:: ASSIGNED TASK ::
Starting at the top of the entries below, set down every line exactly, please, until you reach the line with "(standard atomic weights)?", which is included too.

:: PROVIDED INFORMATION ::
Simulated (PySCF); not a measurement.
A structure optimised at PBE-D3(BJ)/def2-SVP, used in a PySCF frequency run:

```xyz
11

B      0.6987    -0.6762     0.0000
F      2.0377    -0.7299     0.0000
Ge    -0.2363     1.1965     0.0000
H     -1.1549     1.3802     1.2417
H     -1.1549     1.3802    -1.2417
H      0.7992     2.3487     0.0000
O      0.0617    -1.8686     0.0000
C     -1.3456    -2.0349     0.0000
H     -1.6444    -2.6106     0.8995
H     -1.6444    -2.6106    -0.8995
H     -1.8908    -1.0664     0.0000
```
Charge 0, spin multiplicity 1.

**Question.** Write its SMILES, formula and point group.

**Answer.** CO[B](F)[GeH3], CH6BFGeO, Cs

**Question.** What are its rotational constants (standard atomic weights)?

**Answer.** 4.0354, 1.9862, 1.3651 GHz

:: WRITTEN REPLY ::
Simulated (PySCF); not a measurement.
A structure optimised at PBE-D3(BJ)/def2-SVP, used in a PySCF frequency run:

```xyz
11

B      0.6987    -0.6762     0.0000
F      2.0377    -0.7299     0.0000
Ge    -0.2363     1.1965     0.0000
H     -1.1549     1.3802     1.2417
H     -1.1549     1.3802    -1.2417
H      0.7992     2.3487     0.0000
O      0.0617    -1.8686     0.0000
C     -1.3456    -2.0349     0.0000
H     -1.6444    -2.6106     0.8995
H     -1.6444    -2.6106    -0.8995
H     -1.8908    -1.0664     0.0000
```
Charge 0, spin multiplicity 1.

**Question.** Write its SMILES, formula and point group.

**Answer.** CO[B](F)[GeH3], CH6BFGeO, Cs

**Question.** What are its rotational constants (standard atomic weights)?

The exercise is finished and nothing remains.